────────

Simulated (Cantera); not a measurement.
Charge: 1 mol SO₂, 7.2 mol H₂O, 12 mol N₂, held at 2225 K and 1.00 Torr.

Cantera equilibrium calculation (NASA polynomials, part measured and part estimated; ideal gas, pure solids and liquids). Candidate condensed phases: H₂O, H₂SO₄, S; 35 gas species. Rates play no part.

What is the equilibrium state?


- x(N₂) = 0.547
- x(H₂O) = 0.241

────────

> Work request
Nothing should be dropped: transcribe all the material exactly.

> Exercise output
Simulated (Cantera); not a measurement.
Charge: 1 mol SO₂, 7.2 mol H₂O, 12 mol N₂, held at 2225 K and 1.00 Torr.

Cantera equilibrium calculation (NASA polynomials, part measured and part estimated; ideal gas, pure solids and liquids). Candidate condensed phases: H₂O, H₂SO₄, S; 35 gas species. Rates play no part.

What is the equilibrium state?


- x(N₂) = 0.547
- x(H₂O) = 0.241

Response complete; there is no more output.